● Work item
Repeat the entries below in full, with every character unchanged.

● Given entries
--
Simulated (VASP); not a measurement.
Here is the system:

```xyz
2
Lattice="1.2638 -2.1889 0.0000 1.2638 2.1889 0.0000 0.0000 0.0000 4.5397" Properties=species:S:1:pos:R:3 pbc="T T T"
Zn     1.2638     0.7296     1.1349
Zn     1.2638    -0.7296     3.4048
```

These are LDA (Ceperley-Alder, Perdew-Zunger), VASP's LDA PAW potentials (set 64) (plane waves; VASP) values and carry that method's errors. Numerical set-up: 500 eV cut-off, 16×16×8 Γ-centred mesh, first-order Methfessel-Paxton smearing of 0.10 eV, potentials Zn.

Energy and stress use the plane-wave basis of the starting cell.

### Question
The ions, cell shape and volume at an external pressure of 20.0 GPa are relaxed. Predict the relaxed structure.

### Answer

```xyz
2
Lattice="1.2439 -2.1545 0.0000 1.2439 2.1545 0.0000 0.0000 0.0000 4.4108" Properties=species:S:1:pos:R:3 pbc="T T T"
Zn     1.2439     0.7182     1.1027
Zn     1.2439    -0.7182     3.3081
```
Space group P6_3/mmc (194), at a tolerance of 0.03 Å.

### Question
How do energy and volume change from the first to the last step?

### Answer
--

● Answer box
Simulated (VASP); not a measurement.
Here is the system:

```xyz
2
Lattice="1.2638 -2.1889 0.0000 1.2638 2.1889 0.0000 0.0000 0.0000 4.5397" Properties=species:S:1:pos:R:3 pbc="T T T"
Zn     1.2638     0.7296     1.1349
Zn     1.2638    -0.7296     3.4048
```

These are LDA (Ceperley-Alder, Perdew-Zunger), VASP's LDA PAW potentials (set 64) (plane waves; VASP) values and carry that method's errors. Numerical set-up: 500 eV cut-off, 16×16×8 Γ-centred mesh, first-order Methfessel-Paxton smearing of 0.10 eV, potentials Zn.

Energy and stress use the plane-wave basis of the starting cell.

### Question
The ions, cell shape and volume at an external pressure of 20.0 GPa are relaxed. Predict the relaxed structure.

### Answer

```xyz
2
Lattice="1.2439 -2.1545 0.0000 1.2439 2.1545 0.0000 0.0000 0.0000 4.4108" Properties=species:S:1:pos:R:3 pbc="T T T"
Zn     1.2439     0.7182     1.1027
Zn     1.2439    -0.7182     3.3081
```
Space group P6_3/mmc (194), at a tolerance of 0.03 Å.

### Question
How do energy and volume change from the first to the last step?

### Answer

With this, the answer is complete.